▸ Source material:
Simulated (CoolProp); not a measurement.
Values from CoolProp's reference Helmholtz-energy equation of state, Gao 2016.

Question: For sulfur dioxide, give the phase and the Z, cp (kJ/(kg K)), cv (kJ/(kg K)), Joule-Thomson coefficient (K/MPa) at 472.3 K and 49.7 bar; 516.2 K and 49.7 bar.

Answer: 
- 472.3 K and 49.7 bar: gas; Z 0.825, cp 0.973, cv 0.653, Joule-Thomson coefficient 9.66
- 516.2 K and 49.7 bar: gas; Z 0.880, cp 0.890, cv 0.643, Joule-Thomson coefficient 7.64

▸ Action item: Retype all the data, keeping every character the same.

▸ Exercise output:
Simulated (CoolProp); not a measurement.
Values from CoolProp's reference Helmholtz-energy equation of state, Gao 2016.

Question: For sulfur dioxide, give the phase and the Z, cp (kJ/(kg K)), cv (kJ/(kg K)), Joule-Thomson coefficient (K/MPa) at 472.3 K and 49.7 bar; 516.2 K and 49.7 bar.

Answer: 
- 472.3 K and 49.7 bar: gas; Z 0.825, cp 0.973, cv 0.653, Joule-Thomson coefficient 9.66
- 516.2 K and 49.7 bar: gas; Z 0.880, cp 0.890, cv 0.643, Joule-Thomson coefficient 7.64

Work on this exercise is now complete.